*** Opening of RAW DATA ***

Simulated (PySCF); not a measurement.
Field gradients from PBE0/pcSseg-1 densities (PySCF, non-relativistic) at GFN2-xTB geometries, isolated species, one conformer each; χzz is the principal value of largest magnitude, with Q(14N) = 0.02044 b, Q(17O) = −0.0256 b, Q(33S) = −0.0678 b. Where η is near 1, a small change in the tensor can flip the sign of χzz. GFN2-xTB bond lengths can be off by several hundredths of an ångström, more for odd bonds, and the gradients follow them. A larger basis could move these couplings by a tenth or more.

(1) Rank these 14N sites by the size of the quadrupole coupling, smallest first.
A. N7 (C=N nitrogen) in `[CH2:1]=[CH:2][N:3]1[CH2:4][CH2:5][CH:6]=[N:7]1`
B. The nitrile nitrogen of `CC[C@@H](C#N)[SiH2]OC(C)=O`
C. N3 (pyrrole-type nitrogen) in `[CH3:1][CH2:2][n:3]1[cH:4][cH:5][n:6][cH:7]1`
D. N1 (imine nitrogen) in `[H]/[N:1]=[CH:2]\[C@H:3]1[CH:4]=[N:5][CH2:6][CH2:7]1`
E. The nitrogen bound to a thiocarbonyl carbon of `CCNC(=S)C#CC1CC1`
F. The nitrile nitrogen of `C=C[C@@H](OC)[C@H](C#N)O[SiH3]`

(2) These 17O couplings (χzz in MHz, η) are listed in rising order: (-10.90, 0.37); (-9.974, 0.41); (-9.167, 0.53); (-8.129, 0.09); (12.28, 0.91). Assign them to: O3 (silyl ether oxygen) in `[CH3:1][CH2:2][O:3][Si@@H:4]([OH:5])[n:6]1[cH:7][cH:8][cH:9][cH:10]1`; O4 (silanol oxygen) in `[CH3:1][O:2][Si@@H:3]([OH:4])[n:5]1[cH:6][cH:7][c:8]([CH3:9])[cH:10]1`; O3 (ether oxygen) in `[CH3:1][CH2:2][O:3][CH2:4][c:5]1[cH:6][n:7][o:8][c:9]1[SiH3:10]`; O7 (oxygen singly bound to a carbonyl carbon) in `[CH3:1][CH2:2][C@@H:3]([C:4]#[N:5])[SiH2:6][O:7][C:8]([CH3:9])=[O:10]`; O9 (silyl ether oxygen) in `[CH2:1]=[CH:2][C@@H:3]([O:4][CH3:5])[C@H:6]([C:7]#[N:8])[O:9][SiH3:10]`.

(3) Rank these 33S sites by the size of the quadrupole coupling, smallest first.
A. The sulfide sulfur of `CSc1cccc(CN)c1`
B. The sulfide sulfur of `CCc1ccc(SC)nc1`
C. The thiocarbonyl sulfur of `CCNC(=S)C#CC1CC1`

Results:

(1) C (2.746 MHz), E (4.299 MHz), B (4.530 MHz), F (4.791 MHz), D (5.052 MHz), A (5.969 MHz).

*** Close of RAW DATA ***

- **WORK ITEM**: Repeat exactly, please, each line from the beginning of the data through the line with "F. The nitrile" in it, and only those lines.

- **WORKED SOLUTION**:
Simulated (PySCF); not a measurement.
Field gradients from PBE0/pcSseg-1 densities (PySCF, non-relativistic) at GFN2-xTB geometries, isolated species, one conformer each; χzz is the principal value of largest magnitude, with Q(14N) = 0.02044 b, Q(17O) = −0.0256 b, Q(33S) = −0.0678 b. Where η is near 1, a small change in the tensor can flip the sign of χzz. GFN2-xTB bond lengths can be off by several hundredths of an ångström, more for odd bonds, and the gradients follow them. A larger basis could move these couplings by a tenth or more.

(1) Rank these 14N sites by the size of the quadrupole coupling, smallest first.
A. N7 (C=N nitrogen) in `[CH2:1]=[CH:2][N:3]1[CH2:4][CH2:5][CH:6]=[N:7]1`
B. The nitrile nitrogen of `CC[C@@H](C#N)[SiH2]OC(C)=O`
C. N3 (pyrrole-type nitrogen) in `[CH3:1][CH2:2][n:3]1[cH:4][cH:5][n:6][cH:7]1`
D. N1 (imine nitrogen) in `[H]/[N:1]=[CH:2]\[C@H:3]1[CH:4]=[N:5][CH2:6][CH2:7]1`
E. The nitrogen bound to a thiocarbonyl carbon of `CCNC(=S)C#CC1CC1`
F. The nitrile nitrogen of `C=C[C@@H](OC)[C@H](C#N)O[SiH3]`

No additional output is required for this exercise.